__Work instruction__: Your answer must consist solely of the lines from the start of the entries below through the line with "correction | no |", unchanged.

__Listed entries__:
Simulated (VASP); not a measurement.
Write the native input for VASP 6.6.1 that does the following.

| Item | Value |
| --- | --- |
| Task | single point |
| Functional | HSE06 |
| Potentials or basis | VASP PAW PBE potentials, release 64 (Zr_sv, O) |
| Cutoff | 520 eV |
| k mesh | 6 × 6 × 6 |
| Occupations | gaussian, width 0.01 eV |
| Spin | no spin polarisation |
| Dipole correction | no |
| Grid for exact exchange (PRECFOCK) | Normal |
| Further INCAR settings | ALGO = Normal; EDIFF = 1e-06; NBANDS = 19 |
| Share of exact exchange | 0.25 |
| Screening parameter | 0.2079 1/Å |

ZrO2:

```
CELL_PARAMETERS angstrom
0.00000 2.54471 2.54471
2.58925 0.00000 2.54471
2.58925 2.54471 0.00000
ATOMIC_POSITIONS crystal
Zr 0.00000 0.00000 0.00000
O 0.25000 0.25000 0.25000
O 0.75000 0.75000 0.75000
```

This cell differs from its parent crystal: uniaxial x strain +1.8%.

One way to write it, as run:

__Exercise solution__:
Simulated (VASP); not a measurement.
Write the native input for VASP 6.6.1 that does the following.

| Item | Value |
| --- | --- |
| Task | single point |
| Functional | HSE06 |
| Potentials or basis | VASP PAW PBE potentials, release 64 (Zr_sv, O) |
| Cutoff | 520 eV |
| k mesh | 6 × 6 × 6 |
| Occupations | gaussian, width 0.01 eV |
| Spin | no spin polarisation |
| Dipole correction | no |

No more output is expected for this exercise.